Data records:
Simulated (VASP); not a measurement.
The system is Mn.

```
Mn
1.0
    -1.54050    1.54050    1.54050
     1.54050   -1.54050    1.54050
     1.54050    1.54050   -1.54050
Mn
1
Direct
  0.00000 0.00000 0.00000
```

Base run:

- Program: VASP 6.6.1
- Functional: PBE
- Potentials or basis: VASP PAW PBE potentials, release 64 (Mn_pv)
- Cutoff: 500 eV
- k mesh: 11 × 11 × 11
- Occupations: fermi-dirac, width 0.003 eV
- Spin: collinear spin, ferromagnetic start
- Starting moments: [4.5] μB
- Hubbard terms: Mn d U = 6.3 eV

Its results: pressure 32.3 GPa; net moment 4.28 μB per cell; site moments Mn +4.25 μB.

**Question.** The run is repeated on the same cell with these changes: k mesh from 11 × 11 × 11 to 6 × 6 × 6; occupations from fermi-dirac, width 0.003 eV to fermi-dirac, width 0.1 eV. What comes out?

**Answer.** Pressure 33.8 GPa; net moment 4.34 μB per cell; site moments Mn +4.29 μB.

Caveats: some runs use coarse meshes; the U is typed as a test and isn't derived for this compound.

Work request:
Each line between the start of the listing above and the line containing "Mn +4.29 μB.", with both ends counted, is to be set down unchanged.

Written answer:
Simulated (VASP); not a measurement.
The system is Mn.

```
Mn
1.0
    -1.54050    1.54050    1.54050
     1.54050   -1.54050    1.54050
     1.54050    1.54050   -1.54050
Mn
1
Direct
  0.00000 0.00000 0.00000
```

Base run:

- Program: VASP 6.6.1
- Functional: PBE
- Potentials or basis: VASP PAW PBE potentials, release 64 (Mn_pv)
- Cutoff: 500 eV
- k mesh: 11 × 11 × 11
- Occupations: fermi-dirac, width 0.003 eV
- Spin: collinear spin, ferromagnetic start
- Starting moments: [4.5] μB
- Hubbard terms: Mn d U = 6.3 eV

Its results: pressure 32.3 GPa; net moment 4.28 μB per cell; site moments Mn +4.25 μB.

**Question.** The run is repeated on the same cell with these changes: k mesh from 11 × 11 × 11 to 6 × 6 × 6; occupations from fermi-dirac, width 0.003 eV to fermi-dirac, width 0.1 eV. What comes out?

**Answer.** Pressure 33.8 GPa; net moment 4.34 μB per cell; site moments Mn +4.29 μB.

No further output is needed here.